▶ _Assigned task_:
For the entries below, the expected answer is the line with "So far. Step", the line with "## Step 5: Zone-centre response", and every line between them, exactly as written, and nothing more.

▶ _Listed entries_:
==*==

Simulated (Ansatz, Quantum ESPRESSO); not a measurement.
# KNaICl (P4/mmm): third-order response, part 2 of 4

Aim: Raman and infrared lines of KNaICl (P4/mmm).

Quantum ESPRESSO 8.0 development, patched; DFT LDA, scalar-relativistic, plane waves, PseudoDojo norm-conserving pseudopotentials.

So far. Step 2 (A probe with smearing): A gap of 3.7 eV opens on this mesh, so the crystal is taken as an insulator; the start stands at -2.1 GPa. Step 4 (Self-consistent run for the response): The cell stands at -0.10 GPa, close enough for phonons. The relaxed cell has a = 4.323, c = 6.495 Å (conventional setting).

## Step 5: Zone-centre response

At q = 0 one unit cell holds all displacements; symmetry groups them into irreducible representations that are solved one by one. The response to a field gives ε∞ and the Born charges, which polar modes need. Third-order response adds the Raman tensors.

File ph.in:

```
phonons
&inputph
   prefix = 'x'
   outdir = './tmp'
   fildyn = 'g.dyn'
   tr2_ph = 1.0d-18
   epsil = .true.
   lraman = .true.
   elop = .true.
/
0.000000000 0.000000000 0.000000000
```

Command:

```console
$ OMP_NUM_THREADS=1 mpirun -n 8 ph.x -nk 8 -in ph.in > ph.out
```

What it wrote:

==*==

▶ _Your solution_:
So far. Step 2 (A probe with smearing): A gap of 3.7 eV opens on this mesh, so the crystal is taken as an insulator; the start stands at -2.1 GPa. Step 4 (Self-consistent run for the response): The cell stands at -0.10 GPa, close enough for phonons. The relaxed cell has a = 4.323, c = 6.495 Å (conventional setting).

## Step 5: Zone-centre response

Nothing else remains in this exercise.